▶ Work task
Word for word, restate all of the records.

Entries supplied: Begin

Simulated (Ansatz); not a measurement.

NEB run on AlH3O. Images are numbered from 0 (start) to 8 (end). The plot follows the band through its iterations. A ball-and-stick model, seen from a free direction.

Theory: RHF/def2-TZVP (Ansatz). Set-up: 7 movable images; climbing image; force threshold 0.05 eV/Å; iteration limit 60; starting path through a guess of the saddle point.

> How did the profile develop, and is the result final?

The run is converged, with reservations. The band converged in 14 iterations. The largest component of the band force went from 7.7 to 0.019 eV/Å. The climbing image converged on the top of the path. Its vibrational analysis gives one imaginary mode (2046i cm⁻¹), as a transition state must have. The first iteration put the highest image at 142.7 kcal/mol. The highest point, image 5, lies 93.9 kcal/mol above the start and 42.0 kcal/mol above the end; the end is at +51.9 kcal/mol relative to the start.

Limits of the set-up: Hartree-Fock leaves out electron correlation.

Entries supplied: End

▶ Exercise output
Simulated (Ansatz); not a measurement.

NEB run on AlH3O. Images are numbered from 0 (start) to 8 (end). The plot follows the band through its iterations. A ball-and-stick model, seen from a free direction.

Theory: RHF/def2-TZVP (Ansatz). Set-up: 7 movable images; climbing image; force threshold 0.05 eV/Å; iteration limit 60; starting path through a guess of the saddle point.

> How did the profile develop, and is the result final?

The run is converged, with reservations. The band converged in 14 iterations. The largest component of the band force went from 7.7 to 0.019 eV/Å. The climbing image converged on the top of the path. Its vibrational analysis gives one imaginary mode (2046i cm⁻¹), as a transition state must have. The first iteration put the highest image at 142.7 kcal/mol. The highest point, image 5, lies 93.9 kcal/mol above the start and 42.0 kcal/mol above the end; the end is at +51.9 kcal/mol relative to the start.

Limits of the set-up: Hartree-Fock leaves out electron correlation.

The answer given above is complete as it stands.